▶ _WORK ITEM_: Would you return, word for word, the lines of the data below from the line with "Drawings of the" through the line with "### Which structure", and no others?

▶ _DATA EXTRACTS_:
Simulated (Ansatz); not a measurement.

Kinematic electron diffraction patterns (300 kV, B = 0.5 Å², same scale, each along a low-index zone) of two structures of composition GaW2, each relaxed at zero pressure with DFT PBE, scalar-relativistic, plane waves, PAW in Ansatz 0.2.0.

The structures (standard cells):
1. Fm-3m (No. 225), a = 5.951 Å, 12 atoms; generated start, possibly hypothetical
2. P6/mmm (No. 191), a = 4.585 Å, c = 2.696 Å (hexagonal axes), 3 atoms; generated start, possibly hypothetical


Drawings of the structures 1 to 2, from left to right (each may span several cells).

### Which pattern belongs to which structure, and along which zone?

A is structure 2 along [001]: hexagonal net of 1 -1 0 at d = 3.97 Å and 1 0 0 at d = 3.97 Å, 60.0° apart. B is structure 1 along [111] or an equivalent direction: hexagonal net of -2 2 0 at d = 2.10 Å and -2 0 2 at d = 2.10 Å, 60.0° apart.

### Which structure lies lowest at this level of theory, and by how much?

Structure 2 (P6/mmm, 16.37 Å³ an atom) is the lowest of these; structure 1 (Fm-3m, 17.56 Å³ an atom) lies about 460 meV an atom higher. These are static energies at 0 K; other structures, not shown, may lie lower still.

▶ _WRITTEN REPLY_:
Drawings of the structures 1 to 2, from left to right (each may span several cells).

### Which pattern belongs to which structure, and along which zone?

A is structure 2 along [001]: hexagonal net of 1 -1 0 at d = 3.97 Å and 1 0 0 at d = 3.97 Å, 60.0° apart. B is structure 1 along [111] or an equivalent direction: hexagonal net of -2 2 0 at d = 2.10 Å and -2 0 2 at d = 2.10 Å, 60.0° apart.

### Which structure lies lowest at this level of theory, and by how much?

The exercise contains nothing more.